++++
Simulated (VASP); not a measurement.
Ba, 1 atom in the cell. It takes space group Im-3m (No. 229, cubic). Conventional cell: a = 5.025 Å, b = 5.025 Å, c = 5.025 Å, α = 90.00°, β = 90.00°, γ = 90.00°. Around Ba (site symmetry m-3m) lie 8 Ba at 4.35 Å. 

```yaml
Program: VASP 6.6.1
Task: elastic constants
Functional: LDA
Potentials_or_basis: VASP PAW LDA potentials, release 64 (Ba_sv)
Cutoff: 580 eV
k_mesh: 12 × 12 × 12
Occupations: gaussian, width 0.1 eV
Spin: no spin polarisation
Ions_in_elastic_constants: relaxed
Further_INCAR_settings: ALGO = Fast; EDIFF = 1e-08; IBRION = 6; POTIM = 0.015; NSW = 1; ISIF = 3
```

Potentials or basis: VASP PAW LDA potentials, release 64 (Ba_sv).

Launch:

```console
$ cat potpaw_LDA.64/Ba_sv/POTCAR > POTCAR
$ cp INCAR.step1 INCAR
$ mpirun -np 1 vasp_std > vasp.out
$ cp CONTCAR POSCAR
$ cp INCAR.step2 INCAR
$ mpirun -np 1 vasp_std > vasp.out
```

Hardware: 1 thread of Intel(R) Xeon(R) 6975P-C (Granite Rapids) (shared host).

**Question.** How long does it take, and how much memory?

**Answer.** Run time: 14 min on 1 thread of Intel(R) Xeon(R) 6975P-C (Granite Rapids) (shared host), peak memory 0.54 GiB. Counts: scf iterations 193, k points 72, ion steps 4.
++++

▶ _ASSIGNED TASK_:
In the listing above, find the line holding "Potentials or basis: VASP" and the line holding "how much memory?", then output those two lines and every line between them exactly.

▶ _TASK SOLUTION_:
Potentials or basis: VASP PAW LDA potentials, release 64 (Ba_sv).

Launch:

```console
$ cat potpaw_LDA.64/Ba_sv/POTCAR > POTCAR
$ cp INCAR.step1 INCAR
$ mpirun -np 1 vasp_std > vasp.out
$ cp CONTCAR POSCAR
$ cp INCAR.step2 INCAR
$ mpirun -np 1 vasp_std > vasp.out
```

Hardware: 1 thread of Intel(R) Xeon(R) 6975P-C (Granite Rapids) (shared host).

**Question.** How long does it take, and how much memory?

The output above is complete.